▶ Work item
After reading the entries below, copy word for word the lines from the first through the line containing "Calculated with Ansatz", and stop there.

=== Record excerpts ===

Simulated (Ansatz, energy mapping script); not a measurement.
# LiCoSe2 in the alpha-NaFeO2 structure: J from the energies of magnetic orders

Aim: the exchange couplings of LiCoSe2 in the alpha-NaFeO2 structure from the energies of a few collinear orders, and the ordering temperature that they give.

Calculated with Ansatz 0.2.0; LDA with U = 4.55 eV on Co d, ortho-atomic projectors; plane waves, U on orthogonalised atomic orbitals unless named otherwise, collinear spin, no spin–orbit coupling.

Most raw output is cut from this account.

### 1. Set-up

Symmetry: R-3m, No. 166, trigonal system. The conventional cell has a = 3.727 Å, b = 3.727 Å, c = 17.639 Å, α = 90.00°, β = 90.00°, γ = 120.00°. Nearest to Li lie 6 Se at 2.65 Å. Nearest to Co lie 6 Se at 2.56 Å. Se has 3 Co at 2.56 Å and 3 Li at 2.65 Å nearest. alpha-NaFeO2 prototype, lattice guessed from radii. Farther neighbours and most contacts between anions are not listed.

===

▶ Answer space
Simulated (Ansatz, energy mapping script); not a measurement.
# LiCoSe2 in the alpha-NaFeO2 structure: J from the energies of magnetic orders

Aim: the exchange couplings of LiCoSe2 in the alpha-NaFeO2 structure from the energies of a few collinear orders, and the ordering temperature that they give.

Calculated with Ansatz 0.2.0; LDA with U = 4.55 eV on Co d, ortho-atomic projectors; plane waves, U on orthogonalised atomic orbitals unless named otherwise, collinear spin, no spin–orbit coupling.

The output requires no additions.